Excerpted records
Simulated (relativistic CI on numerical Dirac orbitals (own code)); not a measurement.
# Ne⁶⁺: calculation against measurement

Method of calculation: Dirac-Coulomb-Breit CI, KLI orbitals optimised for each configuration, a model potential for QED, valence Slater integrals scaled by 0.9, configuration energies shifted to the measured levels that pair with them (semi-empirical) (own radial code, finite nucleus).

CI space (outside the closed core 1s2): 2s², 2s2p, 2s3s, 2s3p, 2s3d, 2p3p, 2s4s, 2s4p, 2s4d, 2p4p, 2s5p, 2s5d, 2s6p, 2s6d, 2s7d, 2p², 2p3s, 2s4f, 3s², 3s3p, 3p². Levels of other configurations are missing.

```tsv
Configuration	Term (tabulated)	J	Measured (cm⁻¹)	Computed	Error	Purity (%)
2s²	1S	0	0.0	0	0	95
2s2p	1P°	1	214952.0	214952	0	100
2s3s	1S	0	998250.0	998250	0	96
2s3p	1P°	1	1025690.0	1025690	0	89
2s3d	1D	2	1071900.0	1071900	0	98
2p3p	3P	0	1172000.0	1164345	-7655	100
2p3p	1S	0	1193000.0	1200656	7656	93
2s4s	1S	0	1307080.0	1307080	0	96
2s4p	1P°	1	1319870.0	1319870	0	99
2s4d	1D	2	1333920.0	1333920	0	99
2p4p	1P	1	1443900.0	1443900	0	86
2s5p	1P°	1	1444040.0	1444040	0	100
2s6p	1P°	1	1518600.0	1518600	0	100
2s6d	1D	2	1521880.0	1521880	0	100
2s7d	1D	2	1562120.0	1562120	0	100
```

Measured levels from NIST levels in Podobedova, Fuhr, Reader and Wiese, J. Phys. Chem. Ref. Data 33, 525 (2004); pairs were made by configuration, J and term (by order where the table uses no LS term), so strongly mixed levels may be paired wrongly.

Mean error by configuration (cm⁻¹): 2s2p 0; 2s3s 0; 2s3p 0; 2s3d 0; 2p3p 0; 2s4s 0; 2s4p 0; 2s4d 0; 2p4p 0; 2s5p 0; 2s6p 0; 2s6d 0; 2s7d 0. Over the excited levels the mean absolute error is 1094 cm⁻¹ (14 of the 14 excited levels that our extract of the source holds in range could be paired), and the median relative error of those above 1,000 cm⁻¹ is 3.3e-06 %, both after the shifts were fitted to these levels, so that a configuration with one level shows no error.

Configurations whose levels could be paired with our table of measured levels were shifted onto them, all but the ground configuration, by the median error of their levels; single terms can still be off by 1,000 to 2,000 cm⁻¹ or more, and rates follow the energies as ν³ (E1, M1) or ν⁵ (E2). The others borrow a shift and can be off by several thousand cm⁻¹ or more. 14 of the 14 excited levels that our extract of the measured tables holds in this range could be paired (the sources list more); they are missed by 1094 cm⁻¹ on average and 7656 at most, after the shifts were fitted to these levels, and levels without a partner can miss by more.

Requirement
From the very first line of the data through the line with "# Ne⁶⁺: calculation against measurement" in it, please reproduce each line exactly and output nothing more.

Your solution
Simulated (relativistic CI on numerical Dirac orbitals (own code)); not a measurement.
# Ne⁶⁺: calculation against measurement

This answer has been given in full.